* _DATASET CONTENT_
______________________________
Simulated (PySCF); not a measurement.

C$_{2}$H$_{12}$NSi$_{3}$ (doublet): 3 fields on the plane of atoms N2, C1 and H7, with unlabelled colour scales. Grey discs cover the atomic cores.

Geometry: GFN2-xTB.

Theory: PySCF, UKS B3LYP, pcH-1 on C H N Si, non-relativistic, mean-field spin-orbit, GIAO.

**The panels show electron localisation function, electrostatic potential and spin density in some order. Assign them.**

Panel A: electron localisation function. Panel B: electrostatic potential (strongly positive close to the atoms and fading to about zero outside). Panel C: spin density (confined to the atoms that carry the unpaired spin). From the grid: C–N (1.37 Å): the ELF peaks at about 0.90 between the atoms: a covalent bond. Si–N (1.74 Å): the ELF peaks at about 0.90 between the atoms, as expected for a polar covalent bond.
______________________________

* _WORK ORDER_
Each line from the start of the listing above through the line containing "order. Assign them.**" should be copied exactly, please, with no other lines added.

* _EXERCISE SOLUTION_
Simulated (PySCF); not a measurement.

C$_{2}$H$_{12}$NSi$_{3}$ (doublet): 3 fields on the plane of atoms N2, C1 and H7, with unlabelled colour scales. Grey discs cover the atomic cores.

Geometry: GFN2-xTB.

Theory: PySCF, UKS B3LYP, pcH-1 on C H N Si, non-relativistic, mean-field spin-orbit, GIAO.

**The panels show electron localisation function, electrostatic potential and spin density in some order. Assign them.**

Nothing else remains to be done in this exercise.